**PROVIDED MATERIAL**:
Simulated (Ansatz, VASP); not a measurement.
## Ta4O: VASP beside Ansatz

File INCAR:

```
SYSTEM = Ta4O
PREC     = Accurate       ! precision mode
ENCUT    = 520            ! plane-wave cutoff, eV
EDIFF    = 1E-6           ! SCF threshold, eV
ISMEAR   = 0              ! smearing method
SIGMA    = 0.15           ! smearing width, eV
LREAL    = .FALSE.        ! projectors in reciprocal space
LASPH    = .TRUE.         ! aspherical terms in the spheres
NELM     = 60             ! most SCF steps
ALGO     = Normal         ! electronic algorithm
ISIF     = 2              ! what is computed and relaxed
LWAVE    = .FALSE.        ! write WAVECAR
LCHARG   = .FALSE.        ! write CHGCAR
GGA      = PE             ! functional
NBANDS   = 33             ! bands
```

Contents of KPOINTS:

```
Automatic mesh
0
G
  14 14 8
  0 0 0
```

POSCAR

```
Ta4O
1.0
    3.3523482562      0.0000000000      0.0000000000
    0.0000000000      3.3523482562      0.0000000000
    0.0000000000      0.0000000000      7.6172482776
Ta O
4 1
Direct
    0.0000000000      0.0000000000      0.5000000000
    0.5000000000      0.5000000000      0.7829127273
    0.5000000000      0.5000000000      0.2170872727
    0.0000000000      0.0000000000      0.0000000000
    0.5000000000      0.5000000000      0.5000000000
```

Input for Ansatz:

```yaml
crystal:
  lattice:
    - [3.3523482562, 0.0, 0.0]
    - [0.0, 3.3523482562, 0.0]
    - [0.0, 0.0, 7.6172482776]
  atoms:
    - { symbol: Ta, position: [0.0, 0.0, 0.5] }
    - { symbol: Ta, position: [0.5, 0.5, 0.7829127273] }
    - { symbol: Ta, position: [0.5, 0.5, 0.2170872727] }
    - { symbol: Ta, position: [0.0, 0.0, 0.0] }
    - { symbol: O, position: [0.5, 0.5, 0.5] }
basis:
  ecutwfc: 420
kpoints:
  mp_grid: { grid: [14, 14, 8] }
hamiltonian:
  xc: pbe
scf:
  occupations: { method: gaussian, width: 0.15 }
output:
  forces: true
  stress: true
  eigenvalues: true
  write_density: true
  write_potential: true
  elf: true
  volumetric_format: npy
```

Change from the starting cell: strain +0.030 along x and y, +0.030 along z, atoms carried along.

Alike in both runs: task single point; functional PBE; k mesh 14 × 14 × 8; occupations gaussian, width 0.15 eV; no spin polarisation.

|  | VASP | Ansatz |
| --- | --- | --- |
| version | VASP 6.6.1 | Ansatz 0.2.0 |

**WORK TASK**:
Return only the lines from the beginning of the material up to and including the line with "Change from the", exactly as written.

**WRITTEN RESPONSE**:
Simulated (Ansatz, VASP); not a measurement.
## Ta4O: VASP beside Ansatz

File INCAR:

```
SYSTEM = Ta4O
PREC     = Accurate       ! precision mode
ENCUT    = 520            ! plane-wave cutoff, eV
EDIFF    = 1E-6           ! SCF threshold, eV
ISMEAR   = 0              ! smearing method
SIGMA    = 0.15           ! smearing width, eV
LREAL    = .FALSE.        ! projectors in reciprocal space
LASPH    = .TRUE.         ! aspherical terms in the spheres
NELM     = 60             ! most SCF steps
ALGO     = Normal         ! electronic algorithm
ISIF     = 2              ! what is computed and relaxed
LWAVE    = .FALSE.        ! write WAVECAR
LCHARG   = .FALSE.        ! write CHGCAR
GGA      = PE             ! functional
NBANDS   = 33             ! bands
```

Contents of KPOINTS:

```
Automatic mesh
0
G
  14 14 8
  0 0 0
```

POSCAR

```
Ta4O
1.0
    3.3523482562      0.0000000000      0.0000000000
    0.0000000000      3.3523482562      0.0000000000
    0.0000000000      0.0000000000      7.6172482776
Ta O
4 1
Direct
    0.0000000000      0.0000000000      0.5000000000
    0.5000000000      0.5000000000      0.7829127273
    0.5000000000      0.5000000000      0.2170872727
    0.0000000000      0.0000000000      0.0000000000
    0.5000000000      0.5000000000      0.5000000000
```

Input for Ansatz:

```yaml
crystal:
  lattice:
    - [3.3523482562, 0.0, 0.0]
    - [0.0, 3.3523482562, 0.0]
    - [0.0, 0.0, 7.6172482776]
  atoms:
    - { symbol: Ta, position: [0.0, 0.0, 0.5] }
    - { symbol: Ta, position: [0.5, 0.5, 0.7829127273] }
    - { symbol: Ta, position: [0.5, 0.5, 0.2170872727] }
    - { symbol: Ta, position: [0.0, 0.0, 0.0] }
    - { symbol: O, position: [0.5, 0.5, 0.5] }
basis:
  ecutwfc: 420
kpoints:
  mp_grid: { grid: [14, 14, 8] }
hamiltonian:
  xc: pbe
scf:
  occupations: { method: gaussian, width: 0.15 }
output:
  forces: true
  stress: true
  eigenvalues: true
  write_density: true
  write_potential: true
  elf: true
  volumetric_format: npy
```

Change from the starting cell: strain +0.030 along x and y, +0.030 along z, atoms carried along.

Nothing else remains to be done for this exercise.